[[ Dataset excerpts open ]]

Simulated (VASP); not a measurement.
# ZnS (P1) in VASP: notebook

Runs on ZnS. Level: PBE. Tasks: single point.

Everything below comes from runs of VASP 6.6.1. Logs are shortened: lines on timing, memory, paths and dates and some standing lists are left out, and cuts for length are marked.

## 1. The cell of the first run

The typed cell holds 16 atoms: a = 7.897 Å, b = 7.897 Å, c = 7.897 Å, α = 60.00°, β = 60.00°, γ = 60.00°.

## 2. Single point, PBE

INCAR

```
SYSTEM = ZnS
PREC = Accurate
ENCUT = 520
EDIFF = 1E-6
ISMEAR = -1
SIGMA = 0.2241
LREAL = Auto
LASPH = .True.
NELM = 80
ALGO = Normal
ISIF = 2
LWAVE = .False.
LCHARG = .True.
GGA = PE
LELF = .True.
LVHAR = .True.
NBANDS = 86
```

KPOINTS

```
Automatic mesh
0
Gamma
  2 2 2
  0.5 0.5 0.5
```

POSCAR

[[ Dataset excerpts closed ]]

Please give the listing above once more, word for word.

Simulated (VASP); not a measurement.
# ZnS (P1) in VASP: notebook

Runs on ZnS. Level: PBE. Tasks: single point.

Everything below comes from runs of VASP 6.6.1. Logs are shortened: lines on timing, memory, paths and dates and some standing lists are left out, and cuts for length are marked.

## 1. The cell of the first run

The typed cell holds 16 atoms: a = 7.897 Å, b = 7.897 Å, c = 7.897 Å, α = 60.00°, β = 60.00°, γ = 60.00°.

## 2. Single point, PBE

INCAR

```
SYSTEM = ZnS
PREC = Accurate
ENCUT = 520
EDIFF = 1E-6
ISMEAR = -1
SIGMA = 0.2241
LREAL = Auto
LASPH = .True.
NELM = 80
ALGO = Normal
ISIF = 2
LWAVE = .False.
LCHARG = .True.
GGA = PE
LELF = .True.
LVHAR = .True.
NBANDS = 86
```

KPOINTS

```
Automatic mesh
0
Gamma
  2 2 2
  0.5 0.5 0.5
```

POSCAR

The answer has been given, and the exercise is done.